[Opening DATA EXTRACT section]

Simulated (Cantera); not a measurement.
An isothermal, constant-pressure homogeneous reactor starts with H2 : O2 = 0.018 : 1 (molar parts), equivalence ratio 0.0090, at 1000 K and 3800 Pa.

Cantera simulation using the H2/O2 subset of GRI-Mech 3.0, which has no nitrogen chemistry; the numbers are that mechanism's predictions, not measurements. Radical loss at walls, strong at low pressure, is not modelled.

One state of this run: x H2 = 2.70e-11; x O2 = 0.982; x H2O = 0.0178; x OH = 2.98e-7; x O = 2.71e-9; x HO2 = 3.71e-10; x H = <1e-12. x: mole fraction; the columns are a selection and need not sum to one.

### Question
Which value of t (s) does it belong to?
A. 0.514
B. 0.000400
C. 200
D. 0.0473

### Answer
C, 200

[Closing DATA EXTRACT section]

ACTION ITEM. The data above needs to be given again exactly, with no line left out.

ANSWER SECTION.
Simulated (Cantera); not a measurement.
An isothermal, constant-pressure homogeneous reactor starts with H2 : O2 = 0.018 : 1 (molar parts), equivalence ratio 0.0090, at 1000 K and 3800 Pa.

Cantera simulation using the H2/O2 subset of GRI-Mech 3.0, which has no nitrogen chemistry; the numbers are that mechanism's predictions, not measurements. Radical loss at walls, strong at low pressure, is not modelled.

One state of this run: x H2 = 2.70e-11; x O2 = 0.982; x H2O = 0.0178; x OH = 2.98e-7; x O = 2.71e-9; x HO2 = 3.71e-10; x H = <1e-12. x: mole fraction; the columns are a selection and need not sum to one.

### Question
Which value of t (s) does it belong to?
A. 0.514
B. 0.000400
C. 200
D. 0.0473

### Answer
C, 200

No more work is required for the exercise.